For the listing below, output exactly the lines from the line with "Runs of VASP" up to and including the line with "1/Å | 7.85 | (a) |", and no other lines.

▶ _Given records_:
○ ○ ○ ○

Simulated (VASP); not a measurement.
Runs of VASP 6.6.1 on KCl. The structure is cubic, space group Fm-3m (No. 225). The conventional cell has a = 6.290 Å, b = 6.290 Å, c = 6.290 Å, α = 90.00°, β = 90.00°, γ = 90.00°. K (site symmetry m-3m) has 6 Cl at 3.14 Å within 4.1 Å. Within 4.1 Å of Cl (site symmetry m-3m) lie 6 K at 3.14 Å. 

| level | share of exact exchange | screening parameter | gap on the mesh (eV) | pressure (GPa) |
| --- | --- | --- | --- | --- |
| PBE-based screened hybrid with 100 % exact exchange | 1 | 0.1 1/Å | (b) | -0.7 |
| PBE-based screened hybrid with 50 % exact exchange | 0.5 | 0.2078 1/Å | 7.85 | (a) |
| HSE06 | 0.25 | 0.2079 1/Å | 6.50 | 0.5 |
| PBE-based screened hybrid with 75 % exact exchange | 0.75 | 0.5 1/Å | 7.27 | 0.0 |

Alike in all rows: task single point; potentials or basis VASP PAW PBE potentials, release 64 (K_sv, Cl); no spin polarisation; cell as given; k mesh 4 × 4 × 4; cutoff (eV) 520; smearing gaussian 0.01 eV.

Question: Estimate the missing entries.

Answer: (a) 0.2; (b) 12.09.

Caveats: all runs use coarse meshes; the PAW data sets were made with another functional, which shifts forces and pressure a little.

○ ○ ○ ○

▶ _Task solution_:
Runs of VASP 6.6.1 on KCl. The structure is cubic, space group Fm-3m (No. 225). The conventional cell has a = 6.290 Å, b = 6.290 Å, c = 6.290 Å, α = 90.00°, β = 90.00°, γ = 90.00°. K (site symmetry m-3m) has 6 Cl at 3.14 Å within 4.1 Å. Within 4.1 Å of Cl (site symmetry m-3m) lie 6 K at 3.14 Å. 

| level | share of exact exchange | screening parameter | gap on the mesh (eV) | pressure (GPa) |
| --- | --- | --- | --- | --- |
| PBE-based screened hybrid with 100 % exact exchange | 1 | 0.1 1/Å | (b) | -0.7 |
| PBE-based screened hybrid with 50 % exact exchange | 0.5 | 0.2078 1/Å | 7.85 | (a) |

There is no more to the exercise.